:: Entries supplied
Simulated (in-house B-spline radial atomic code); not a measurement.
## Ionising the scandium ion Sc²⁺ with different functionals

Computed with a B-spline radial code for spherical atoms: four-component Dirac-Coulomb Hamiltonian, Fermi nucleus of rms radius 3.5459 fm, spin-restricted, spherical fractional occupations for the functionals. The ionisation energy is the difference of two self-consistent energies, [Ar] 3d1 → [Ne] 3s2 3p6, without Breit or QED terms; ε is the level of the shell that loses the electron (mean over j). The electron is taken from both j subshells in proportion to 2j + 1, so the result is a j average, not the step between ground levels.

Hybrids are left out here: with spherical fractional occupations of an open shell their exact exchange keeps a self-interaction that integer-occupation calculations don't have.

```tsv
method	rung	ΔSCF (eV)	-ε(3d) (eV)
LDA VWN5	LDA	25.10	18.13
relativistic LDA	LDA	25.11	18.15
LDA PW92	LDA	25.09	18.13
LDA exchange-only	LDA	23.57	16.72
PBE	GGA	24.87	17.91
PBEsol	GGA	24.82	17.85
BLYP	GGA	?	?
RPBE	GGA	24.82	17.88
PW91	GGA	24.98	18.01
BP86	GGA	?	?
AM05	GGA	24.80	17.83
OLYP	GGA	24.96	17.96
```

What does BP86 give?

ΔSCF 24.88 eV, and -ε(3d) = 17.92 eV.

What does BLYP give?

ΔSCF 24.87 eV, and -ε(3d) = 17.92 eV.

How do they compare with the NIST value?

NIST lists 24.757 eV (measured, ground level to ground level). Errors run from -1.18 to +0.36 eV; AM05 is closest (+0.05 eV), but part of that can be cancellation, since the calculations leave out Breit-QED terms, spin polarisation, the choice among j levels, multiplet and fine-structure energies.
::::

Required action: Extract from the listing above the lines between the line containing "What does BP86 give?" and the line containing "How do they compare with the NIST value?", keeping both of those lines. Output nothing else.

Response area:
What does BP86 give?

ΔSCF 24.88 eV, and -ε(3d) = 17.92 eV.

What does BLYP give?

ΔSCF 24.87 eV, and -ε(3d) = 17.92 eV.

How do they compare with the NIST value?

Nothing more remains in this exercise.